# THE DATA:
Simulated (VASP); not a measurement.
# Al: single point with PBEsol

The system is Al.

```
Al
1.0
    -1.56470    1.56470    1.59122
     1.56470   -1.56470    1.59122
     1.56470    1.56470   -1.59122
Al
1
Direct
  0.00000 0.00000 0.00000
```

# ASSIGNMENT:
Every entry must be output again, exactly as written above.

# WRITTEN REPLY:
Simulated (VASP); not a measurement.
# Al: single point with PBEsol

The system is Al.

```
Al
1.0
    -1.56470    1.56470    1.59122
     1.56470   -1.56470    1.59122
     1.56470    1.56470   -1.59122
Al
1
Direct
  0.00000 0.00000 0.00000
```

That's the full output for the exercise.